EXTRACTED RECORDS:
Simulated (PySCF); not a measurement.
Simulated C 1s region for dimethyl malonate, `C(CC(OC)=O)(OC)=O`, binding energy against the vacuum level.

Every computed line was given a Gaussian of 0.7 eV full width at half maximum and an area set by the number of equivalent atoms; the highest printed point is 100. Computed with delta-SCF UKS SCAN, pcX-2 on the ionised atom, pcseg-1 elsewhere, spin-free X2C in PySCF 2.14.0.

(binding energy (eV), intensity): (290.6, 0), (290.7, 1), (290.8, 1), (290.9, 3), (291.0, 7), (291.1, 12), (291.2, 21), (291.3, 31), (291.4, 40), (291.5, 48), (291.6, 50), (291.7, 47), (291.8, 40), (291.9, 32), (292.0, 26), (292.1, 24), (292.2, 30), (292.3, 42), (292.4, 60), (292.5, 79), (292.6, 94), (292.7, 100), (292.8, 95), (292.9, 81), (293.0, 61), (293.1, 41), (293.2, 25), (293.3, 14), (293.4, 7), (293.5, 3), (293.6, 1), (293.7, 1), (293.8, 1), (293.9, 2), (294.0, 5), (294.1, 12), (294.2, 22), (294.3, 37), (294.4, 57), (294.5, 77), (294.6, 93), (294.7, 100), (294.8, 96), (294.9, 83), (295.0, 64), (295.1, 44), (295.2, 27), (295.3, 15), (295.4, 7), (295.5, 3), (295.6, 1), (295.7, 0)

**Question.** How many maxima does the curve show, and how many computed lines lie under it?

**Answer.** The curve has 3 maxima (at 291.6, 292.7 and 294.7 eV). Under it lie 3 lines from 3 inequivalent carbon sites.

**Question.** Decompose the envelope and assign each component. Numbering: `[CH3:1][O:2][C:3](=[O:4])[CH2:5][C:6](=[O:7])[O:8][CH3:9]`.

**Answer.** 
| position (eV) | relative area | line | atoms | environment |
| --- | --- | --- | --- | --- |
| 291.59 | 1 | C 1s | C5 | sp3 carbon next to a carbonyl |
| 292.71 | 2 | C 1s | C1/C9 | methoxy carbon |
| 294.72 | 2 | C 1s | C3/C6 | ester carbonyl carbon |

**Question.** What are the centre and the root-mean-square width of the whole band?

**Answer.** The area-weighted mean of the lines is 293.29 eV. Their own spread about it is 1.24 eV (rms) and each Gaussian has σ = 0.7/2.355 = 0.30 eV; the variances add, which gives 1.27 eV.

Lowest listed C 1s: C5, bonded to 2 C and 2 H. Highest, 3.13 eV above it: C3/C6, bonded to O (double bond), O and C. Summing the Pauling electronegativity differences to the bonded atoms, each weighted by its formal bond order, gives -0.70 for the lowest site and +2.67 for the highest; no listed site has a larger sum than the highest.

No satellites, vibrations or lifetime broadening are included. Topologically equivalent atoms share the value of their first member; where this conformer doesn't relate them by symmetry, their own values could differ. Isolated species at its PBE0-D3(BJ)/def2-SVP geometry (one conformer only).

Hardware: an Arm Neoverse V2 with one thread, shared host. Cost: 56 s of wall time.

ASSIGNED TASK: What you give back must be the stretch above, starting at the line with "the whole band?" and ending at the line with "No satellites, vibrations", copied exactly.

WRITTEN RESPONSE:
**Question.** What are the centre and the root-mean-square width of the whole band?

**Answer.** The area-weighted mean of the lines is 293.29 eV. Their own spread about it is 1.24 eV (rms) and each Gaussian has σ = 0.7/2.355 = 0.30 eV; the variances add, which gives 1.27 eV.

Lowest listed C 1s: C5, bonded to 2 C and 2 H. Highest, 3.13 eV above it: C3/C6, bonded to O (double bond), O and C. Summing the Pauling electronegativity differences to the bonded atoms, each weighted by its formal bond order, gives -0.70 for the lowest site and +2.67 for the highest; no listed site has a larger sum than the highest.

No satellites, vibrations or lifetime broadening are included. Topologically equivalent atoms share the value of their first member; where this conformer doesn't relate them by symmetry, their own values could differ. Isolated species at its PBE0-D3(BJ)/def2-SVP geometry (one conformer only).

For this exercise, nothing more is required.